*DATASET EXTRACT:*
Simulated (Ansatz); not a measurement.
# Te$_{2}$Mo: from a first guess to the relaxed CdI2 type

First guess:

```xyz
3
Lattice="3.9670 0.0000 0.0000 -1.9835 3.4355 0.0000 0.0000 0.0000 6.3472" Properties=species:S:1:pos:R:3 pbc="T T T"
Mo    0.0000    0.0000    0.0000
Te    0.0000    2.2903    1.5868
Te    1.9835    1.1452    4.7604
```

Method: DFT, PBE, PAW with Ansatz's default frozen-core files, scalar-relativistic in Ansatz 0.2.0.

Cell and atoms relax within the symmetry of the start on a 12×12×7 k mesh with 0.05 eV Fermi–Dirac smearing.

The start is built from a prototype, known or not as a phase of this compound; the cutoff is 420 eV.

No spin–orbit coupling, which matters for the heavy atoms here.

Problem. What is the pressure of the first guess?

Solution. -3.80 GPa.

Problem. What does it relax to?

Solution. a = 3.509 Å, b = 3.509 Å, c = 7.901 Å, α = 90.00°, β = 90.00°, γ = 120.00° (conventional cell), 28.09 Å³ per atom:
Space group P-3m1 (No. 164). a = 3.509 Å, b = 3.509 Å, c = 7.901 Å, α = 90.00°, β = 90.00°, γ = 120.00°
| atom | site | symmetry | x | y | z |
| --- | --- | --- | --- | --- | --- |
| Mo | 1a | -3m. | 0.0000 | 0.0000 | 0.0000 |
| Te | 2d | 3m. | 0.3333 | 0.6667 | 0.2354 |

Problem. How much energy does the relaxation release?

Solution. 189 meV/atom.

*ACTIVITY:*
Looking back over the data above, restate word for word the lines that begin at the line with "No spin–orbit coupling, which" and end at the line with "Problem. How much", inclusive.

*YOUR RESPONSE:*
No spin–orbit coupling, which matters for the heavy atoms here.

Problem. What is the pressure of the first guess?

Solution. -3.80 GPa.

Problem. What does it relax to?

Solution. a = 3.509 Å, b = 3.509 Å, c = 7.901 Å, α = 90.00°, β = 90.00°, γ = 120.00° (conventional cell), 28.09 Å³ per atom:
Space group P-3m1 (No. 164). a = 3.509 Å, b = 3.509 Å, c = 7.901 Å, α = 90.00°, β = 90.00°, γ = 120.00°
| atom | site | symmetry | x | y | z |
| --- | --- | --- | --- | --- | --- |
| Mo | 1a | -3m. | 0.0000 | 0.0000 | 0.0000 |
| Te | 2d | 3m. | 0.3333 | 0.6667 | 0.2354 |

Problem. How much energy does the relaxation release?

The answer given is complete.